§ **Dataset records**:
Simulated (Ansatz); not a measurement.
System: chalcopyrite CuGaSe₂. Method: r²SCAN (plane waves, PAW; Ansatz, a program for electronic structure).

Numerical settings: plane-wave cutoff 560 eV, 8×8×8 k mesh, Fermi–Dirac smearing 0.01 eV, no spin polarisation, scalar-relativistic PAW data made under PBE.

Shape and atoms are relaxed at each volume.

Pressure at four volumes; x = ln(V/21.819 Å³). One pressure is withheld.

§ **Work instruction**:
All records should be returned verbatim, none left out.

§ **Solution**:
Simulated (Ansatz); not a measurement.
System: chalcopyrite CuGaSe₂. Method: r²SCAN (plane waves, PAW; Ansatz, a program for electronic structure).

Numerical settings: plane-wave cutoff 560 eV, 8×8×8 k mesh, Fermi–Dirac smearing 0.01 eV, no spin polarisation, scalar-relativistic PAW data made under PBE.

Shape and atoms are relaxed at each volume.

Pressure at four volumes; x = ln(V/21.819 Å³). One pressure is withheld.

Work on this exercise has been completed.